→ **Recorded information**
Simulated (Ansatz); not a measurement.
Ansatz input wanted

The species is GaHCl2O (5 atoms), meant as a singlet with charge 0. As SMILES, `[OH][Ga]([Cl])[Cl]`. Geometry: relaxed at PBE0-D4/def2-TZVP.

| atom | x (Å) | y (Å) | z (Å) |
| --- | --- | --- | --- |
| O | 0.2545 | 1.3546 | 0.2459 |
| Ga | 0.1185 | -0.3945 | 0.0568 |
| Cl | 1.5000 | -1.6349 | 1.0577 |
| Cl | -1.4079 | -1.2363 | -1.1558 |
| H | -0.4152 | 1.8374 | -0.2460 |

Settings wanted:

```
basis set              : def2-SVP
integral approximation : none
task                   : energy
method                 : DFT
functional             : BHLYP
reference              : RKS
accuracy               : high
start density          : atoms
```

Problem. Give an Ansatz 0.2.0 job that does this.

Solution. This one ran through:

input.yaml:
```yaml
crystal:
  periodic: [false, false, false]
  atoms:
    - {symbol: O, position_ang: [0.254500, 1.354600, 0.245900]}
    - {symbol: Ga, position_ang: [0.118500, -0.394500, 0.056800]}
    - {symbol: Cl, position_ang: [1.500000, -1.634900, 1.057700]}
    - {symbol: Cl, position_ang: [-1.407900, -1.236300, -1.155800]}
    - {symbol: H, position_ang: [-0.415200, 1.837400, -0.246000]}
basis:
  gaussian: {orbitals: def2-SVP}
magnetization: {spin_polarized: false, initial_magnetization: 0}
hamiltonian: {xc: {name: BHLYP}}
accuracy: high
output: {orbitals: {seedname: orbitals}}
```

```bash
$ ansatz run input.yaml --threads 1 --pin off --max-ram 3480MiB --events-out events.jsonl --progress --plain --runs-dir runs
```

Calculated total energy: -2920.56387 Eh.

→ **Required action**
In the listing above, please print only the lines from the first one to the line where "1.3546 | 0.2459 |" appears, exactly as written, both of those lines included.

→ **Exercise solution**
Simulated (Ansatz); not a measurement.
Ansatz input wanted

The species is GaHCl2O (5 atoms), meant as a singlet with charge 0. As SMILES, `[OH][Ga]([Cl])[Cl]`. Geometry: relaxed at PBE0-D4/def2-TZVP.

| atom | x (Å) | y (Å) | z (Å) |
| --- | --- | --- | --- |
| O | 0.2545 | 1.3546 | 0.2459 |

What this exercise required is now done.